EXERCISE:
Could you print all the entries exactly?

INFORMATION SHOWN:
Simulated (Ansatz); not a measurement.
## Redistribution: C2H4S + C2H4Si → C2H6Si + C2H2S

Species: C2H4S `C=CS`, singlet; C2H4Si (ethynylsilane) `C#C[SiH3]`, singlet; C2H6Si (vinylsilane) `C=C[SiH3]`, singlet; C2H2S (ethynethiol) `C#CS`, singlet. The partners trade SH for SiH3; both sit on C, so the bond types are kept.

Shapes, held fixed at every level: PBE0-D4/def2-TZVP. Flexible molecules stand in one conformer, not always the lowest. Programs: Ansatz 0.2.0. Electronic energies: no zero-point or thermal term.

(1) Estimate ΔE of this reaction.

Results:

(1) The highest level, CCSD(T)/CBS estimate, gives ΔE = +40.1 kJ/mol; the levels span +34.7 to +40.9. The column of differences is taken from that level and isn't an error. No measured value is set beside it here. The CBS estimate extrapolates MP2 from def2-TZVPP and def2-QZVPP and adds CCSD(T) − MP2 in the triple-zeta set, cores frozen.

WRITTEN REPLY:
Simulated (Ansatz); not a measurement.
## Redistribution: C2H4S + C2H4Si → C2H6Si + C2H2S

Species: C2H4S `C=CS`, singlet; C2H4Si (ethynylsilane) `C#C[SiH3]`, singlet; C2H6Si (vinylsilane) `C=C[SiH3]`, singlet; C2H2S (ethynethiol) `C#CS`, singlet. The partners trade SH for SiH3; both sit on C, so the bond types are kept.

Shapes, held fixed at every level: PBE0-D4/def2-TZVP. Flexible molecules stand in one conformer, not always the lowest. Programs: Ansatz 0.2.0. Electronic energies: no zero-point or thermal term.

(1) Estimate ΔE of this reaction.

Results:

(1) The highest level, CCSD(T)/CBS estimate, gives ΔE = +40.1 kJ/mol; the levels span +34.7 to +40.9. The column of differences is taken from that level and isn't an error. No measured value is set beside it here. The CBS estimate extrapolates MP2 from def2-TZVPP and def2-QZVPP and adds CCSD(T) − MP2 in the triple-zeta set, cores frozen.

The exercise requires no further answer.